_INFORMATION GIVEN_
********
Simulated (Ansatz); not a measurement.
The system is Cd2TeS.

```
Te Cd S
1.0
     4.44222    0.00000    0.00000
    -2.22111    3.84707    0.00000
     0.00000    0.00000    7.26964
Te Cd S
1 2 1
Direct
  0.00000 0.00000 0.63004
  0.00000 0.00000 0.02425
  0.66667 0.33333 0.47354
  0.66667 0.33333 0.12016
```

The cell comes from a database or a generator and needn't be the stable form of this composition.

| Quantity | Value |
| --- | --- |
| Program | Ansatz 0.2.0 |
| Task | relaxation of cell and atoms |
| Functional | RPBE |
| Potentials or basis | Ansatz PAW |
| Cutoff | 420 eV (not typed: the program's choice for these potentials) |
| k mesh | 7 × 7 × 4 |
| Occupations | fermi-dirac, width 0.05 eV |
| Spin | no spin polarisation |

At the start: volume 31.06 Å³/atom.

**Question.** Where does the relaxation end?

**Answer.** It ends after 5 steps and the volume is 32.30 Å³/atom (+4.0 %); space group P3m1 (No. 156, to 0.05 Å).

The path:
********

_WORK ITEM_
Restate each line above word for word.

_WORKED SOLUTION_
Simulated (Ansatz); not a measurement.
The system is Cd2TeS.

```
Te Cd S
1.0
     4.44222    0.00000    0.00000
    -2.22111    3.84707    0.00000
     0.00000    0.00000    7.26964
Te Cd S
1 2 1
Direct
  0.00000 0.00000 0.63004
  0.00000 0.00000 0.02425
  0.66667 0.33333 0.47354
  0.66667 0.33333 0.12016
```

The cell comes from a database or a generator and needn't be the stable form of this composition.

| Quantity | Value |
| --- | --- |
| Program | Ansatz 0.2.0 |
| Task | relaxation of cell and atoms |
| Functional | RPBE |
| Potentials or basis | Ansatz PAW |
| Cutoff | 420 eV (not typed: the program's choice for these potentials) |
| k mesh | 7 × 7 × 4 |
| Occupations | fermi-dirac, width 0.05 eV |
| Spin | no spin polarisation |

At the start: volume 31.06 Å³/atom.

**Question.** Where does the relaxation end?

**Answer.** It ends after 5 steps and the volume is 32.30 Å³/atom (+4.0 %); space group P3m1 (No. 156, to 0.05 Å).

The path:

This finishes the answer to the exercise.